:: Assigned task ::
Exact output of all the records is required.

:: Data ::
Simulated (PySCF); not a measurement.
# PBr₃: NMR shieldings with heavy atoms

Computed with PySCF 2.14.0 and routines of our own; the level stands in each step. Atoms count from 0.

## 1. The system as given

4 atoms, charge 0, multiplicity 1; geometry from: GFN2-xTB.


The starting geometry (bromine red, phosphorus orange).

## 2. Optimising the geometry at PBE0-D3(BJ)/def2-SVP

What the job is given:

:: Task answer ::
Simulated (PySCF); not a measurement.
# PBr₃: NMR shieldings with heavy atoms

Computed with PySCF 2.14.0 and routines of our own; the level stands in each step. Atoms count from 0.

## 1. The system as given

4 atoms, charge 0, multiplicity 1; geometry from: GFN2-xTB.


The starting geometry (bromine red, phosphorus orange).

## 2. Optimising the geometry at PBE0-D3(BJ)/def2-SVP

What the job is given:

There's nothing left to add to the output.